# [WORK TASK]
Would you reproduce, without any alteration, the lines from the opening line of the entries through the line that has "scan in Y**" in it?

──────────────────────────────

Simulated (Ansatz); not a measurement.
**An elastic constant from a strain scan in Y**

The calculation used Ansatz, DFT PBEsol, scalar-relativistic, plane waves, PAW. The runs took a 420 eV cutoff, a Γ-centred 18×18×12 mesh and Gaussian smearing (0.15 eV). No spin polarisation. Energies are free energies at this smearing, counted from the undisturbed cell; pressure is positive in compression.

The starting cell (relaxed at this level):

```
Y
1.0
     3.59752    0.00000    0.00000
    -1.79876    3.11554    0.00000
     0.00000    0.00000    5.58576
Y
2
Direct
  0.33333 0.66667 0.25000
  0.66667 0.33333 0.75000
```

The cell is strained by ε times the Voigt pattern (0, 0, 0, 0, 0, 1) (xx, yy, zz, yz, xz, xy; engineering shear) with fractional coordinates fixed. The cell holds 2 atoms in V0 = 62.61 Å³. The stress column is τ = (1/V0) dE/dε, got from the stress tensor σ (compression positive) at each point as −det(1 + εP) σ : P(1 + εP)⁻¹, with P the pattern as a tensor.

──────────────────────────────

# [RESPONSE BOX]
Simulated (Ansatz); not a measurement.
**An elastic constant from a strain scan in Y**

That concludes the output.